★ ★ ★ ★

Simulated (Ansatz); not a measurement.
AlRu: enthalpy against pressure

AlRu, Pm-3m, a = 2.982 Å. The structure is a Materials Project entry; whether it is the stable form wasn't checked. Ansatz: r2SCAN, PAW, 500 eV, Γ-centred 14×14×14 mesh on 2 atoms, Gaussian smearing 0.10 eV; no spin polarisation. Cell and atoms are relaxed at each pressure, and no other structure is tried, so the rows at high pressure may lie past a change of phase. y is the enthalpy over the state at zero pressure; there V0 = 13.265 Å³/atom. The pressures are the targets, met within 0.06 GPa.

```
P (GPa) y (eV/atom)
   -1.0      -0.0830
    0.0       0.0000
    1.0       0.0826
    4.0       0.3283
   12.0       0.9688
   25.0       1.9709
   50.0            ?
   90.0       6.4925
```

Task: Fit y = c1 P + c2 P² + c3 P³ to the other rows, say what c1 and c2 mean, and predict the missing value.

★ ★ ★ ★

> **Required action**
The records above are to be written out again word for word.

> **Response box**
Simulated (Ansatz); not a measurement.
AlRu: enthalpy against pressure

AlRu, Pm-3m, a = 2.982 Å. The structure is a Materials Project entry; whether it is the stable form wasn't checked. Ansatz: r2SCAN, PAW, 500 eV, Γ-centred 14×14×14 mesh on 2 atoms, Gaussian smearing 0.10 eV; no spin polarisation. Cell and atoms are relaxed at each pressure, and no other structure is tried, so the rows at high pressure may lie past a change of phase. y is the enthalpy over the state at zero pressure; there V0 = 13.265 Å³/atom. The pressures are the targets, met within 0.06 GPa.

```
P (GPa) y (eV/atom)
   -1.0      -0.0830
    0.0       0.0000
    1.0       0.0826
    4.0       0.3283
   12.0       0.9688
   25.0       1.9709
   50.0            ?
   90.0       6.4925
```

Task: Fit y = c1 P + c2 P² + c3 P³ to the other rows, say what c1 and c2 mean, and predict the missing value.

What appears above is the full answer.